Provided material ▸
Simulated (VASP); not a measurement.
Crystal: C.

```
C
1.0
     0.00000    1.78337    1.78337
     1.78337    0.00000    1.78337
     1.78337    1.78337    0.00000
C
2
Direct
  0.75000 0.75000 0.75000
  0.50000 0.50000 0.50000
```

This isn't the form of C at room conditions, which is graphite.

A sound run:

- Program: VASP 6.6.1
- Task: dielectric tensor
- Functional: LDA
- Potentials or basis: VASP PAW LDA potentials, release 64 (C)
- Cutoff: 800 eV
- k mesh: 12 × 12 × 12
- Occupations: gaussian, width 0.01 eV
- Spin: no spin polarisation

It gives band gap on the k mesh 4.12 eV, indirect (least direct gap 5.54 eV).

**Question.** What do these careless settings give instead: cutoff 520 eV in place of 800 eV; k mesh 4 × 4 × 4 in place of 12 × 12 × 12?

Work instruction ▸ Copy exactly the opening line of the material, the line bearing "It gives band", and every line between them. Include nothing else.

Written solution ▸
Simulated (VASP); not a measurement.
Crystal: C.

```
C
1.0
     0.00000    1.78337    1.78337
     1.78337    0.00000    1.78337
     1.78337    1.78337    0.00000
C
2
Direct
  0.75000 0.75000 0.75000
  0.50000 0.50000 0.50000
```

This isn't the form of C at room conditions, which is graphite.

A sound run:

- Program: VASP 6.6.1
- Task: dielectric tensor
- Functional: LDA
- Potentials or basis: VASP PAW LDA potentials, release 64 (C)
- Cutoff: 800 eV
- k mesh: 12 × 12 × 12
- Occupations: gaussian, width 0.01 eV
- Spin: no spin polarisation

It gives band gap on the k mesh 4.12 eV, indirect (least direct gap 5.54 eV).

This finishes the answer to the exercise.